Action item> Reproduce the section of the listing that begins at the line containing "PySCF 2.14 calculation" and finishes at the line containing "Problem. Which spectrum". Include both end lines and nothing beyond them.

--- Record excerpts Enclosed Below ---

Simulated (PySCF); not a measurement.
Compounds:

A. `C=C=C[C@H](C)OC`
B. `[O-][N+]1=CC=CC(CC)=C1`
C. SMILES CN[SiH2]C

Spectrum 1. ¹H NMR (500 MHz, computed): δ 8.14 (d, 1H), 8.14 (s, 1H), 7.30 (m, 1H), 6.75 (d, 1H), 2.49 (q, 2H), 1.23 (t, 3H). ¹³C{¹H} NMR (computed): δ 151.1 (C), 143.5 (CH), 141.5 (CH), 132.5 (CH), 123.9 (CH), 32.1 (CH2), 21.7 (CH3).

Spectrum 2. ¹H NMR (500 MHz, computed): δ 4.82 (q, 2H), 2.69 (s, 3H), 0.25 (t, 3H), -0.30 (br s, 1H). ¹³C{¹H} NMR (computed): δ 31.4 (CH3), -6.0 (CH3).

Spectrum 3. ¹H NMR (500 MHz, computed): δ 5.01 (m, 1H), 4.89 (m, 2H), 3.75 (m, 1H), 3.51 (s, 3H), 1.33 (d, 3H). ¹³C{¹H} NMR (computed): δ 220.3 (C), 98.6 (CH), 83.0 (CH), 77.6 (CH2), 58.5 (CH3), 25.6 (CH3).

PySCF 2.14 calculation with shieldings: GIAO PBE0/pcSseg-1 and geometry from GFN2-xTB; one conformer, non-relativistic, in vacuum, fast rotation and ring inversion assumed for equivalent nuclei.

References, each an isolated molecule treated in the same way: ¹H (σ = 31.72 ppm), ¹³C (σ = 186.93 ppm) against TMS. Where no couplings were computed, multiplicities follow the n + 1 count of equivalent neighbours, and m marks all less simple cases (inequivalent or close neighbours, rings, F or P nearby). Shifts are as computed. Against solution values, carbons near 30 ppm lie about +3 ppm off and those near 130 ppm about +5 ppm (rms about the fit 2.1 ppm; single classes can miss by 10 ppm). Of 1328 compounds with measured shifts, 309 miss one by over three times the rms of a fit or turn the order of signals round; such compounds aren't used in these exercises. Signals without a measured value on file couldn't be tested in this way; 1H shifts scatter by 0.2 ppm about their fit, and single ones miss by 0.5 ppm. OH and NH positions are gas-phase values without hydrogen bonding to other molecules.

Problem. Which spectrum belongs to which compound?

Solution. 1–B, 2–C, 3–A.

--- End of Enclosed Record excerpts ---

Answer box>
PySCF 2.14 calculation with shieldings: GIAO PBE0/pcSseg-1 and geometry from GFN2-xTB; one conformer, non-relativistic, in vacuum, fast rotation and ring inversion assumed for equivalent nuclei.

References, each an isolated molecule treated in the same way: ¹H (σ = 31.72 ppm), ¹³C (σ = 186.93 ppm) against TMS. Where no couplings were computed, multiplicities follow the n + 1 count of equivalent neighbours, and m marks all less simple cases (inequivalent or close neighbours, rings, F or P nearby). Shifts are as computed. Against solution values, carbons near 30 ppm lie about +3 ppm off and those near 130 ppm about +5 ppm (rms about the fit 2.1 ppm; single classes can miss by 10 ppm). Of 1328 compounds with measured shifts, 309 miss one by over three times the rms of a fit or turn the order of signals round; such compounds aren't used in these exercises. Signals without a measured value on file couldn't be tested in this way; 1H shifts scatter by 0.2 ppm about their fit, and single ones miss by 0.5 ppm. OH and NH positions are gas-phase values without hydrogen bonding to other molecules.

Problem. Which spectrum belongs to which compound?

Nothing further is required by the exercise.